• _Work request_:
Would you restate word for word the lines of the listing, beginning at the first and ending with the line that holds "two-electron scheme: density fitting"?

(Listed records Opens)

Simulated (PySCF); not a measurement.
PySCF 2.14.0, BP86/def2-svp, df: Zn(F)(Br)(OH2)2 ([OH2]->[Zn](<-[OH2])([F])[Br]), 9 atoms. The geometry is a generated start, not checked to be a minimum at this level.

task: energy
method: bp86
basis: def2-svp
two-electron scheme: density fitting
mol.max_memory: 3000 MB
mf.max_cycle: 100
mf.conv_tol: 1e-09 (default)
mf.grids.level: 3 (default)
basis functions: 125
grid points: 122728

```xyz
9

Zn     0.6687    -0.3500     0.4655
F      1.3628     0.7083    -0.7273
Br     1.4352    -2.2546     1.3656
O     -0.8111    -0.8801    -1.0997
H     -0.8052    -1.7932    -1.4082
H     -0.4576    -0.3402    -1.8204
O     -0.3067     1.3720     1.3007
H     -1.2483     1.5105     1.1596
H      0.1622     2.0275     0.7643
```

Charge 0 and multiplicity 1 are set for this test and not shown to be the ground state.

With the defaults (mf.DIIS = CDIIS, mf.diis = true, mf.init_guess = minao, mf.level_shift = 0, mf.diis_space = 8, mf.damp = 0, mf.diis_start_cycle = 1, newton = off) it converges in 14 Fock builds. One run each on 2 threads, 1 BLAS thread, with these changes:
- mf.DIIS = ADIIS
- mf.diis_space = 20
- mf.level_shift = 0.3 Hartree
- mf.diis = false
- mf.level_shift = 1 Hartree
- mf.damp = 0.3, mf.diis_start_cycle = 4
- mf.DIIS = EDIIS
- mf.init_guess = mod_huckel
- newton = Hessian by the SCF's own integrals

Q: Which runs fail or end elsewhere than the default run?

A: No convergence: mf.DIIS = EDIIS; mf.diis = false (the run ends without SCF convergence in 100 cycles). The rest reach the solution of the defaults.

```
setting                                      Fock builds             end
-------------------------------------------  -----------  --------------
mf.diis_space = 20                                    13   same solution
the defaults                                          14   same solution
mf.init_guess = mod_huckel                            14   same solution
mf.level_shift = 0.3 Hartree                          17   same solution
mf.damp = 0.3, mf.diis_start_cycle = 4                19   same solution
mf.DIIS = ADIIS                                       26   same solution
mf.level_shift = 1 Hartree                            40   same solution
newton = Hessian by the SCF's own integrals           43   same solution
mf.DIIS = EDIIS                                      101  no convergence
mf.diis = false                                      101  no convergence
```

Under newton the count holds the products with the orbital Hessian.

(Listed records Closes)

• _Exercise answer_:
Simulated (PySCF); not a measurement.
PySCF 2.14.0, BP86/def2-svp, df: Zn(F)(Br)(OH2)2 ([OH2]->[Zn](<-[OH2])([F])[Br]), 9 atoms. The geometry is a generated start, not checked to be a minimum at this level.

task: energy
method: bp86
basis: def2-svp
two-electron scheme: density fitting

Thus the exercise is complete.